- EXERCISE -
The records appear below. Copy each one exactly.

[RECORD SET — start]

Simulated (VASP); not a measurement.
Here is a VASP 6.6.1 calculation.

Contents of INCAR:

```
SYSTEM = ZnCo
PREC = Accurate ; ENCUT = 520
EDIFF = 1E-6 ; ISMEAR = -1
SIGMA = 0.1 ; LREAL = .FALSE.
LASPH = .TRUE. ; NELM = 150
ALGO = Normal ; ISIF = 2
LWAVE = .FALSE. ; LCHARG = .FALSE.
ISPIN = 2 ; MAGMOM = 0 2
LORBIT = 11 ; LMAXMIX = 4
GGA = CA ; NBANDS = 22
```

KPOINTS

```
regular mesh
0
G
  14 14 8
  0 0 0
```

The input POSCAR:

[RECORD SET — finish]

- WRITTEN ANSWER -
Simulated (VASP); not a measurement.
Here is a VASP 6.6.1 calculation.

Contents of INCAR:

```
SYSTEM = ZnCo
PREC = Accurate ; ENCUT = 520
EDIFF = 1E-6 ; ISMEAR = -1
SIGMA = 0.1 ; LREAL = .FALSE.
LASPH = .TRUE. ; NELM = 150
ALGO = Normal ; ISIF = 2
LWAVE = .FALSE. ; LCHARG = .FALSE.
ISPIN = 2 ; MAGMOM = 0 2
LORBIT = 11 ; LMAXMIX = 4
GGA = CA ; NBANDS = 22
```

KPOINTS

```
regular mesh
0
G
  14 14 8
  0 0 0
```

The input POSCAR:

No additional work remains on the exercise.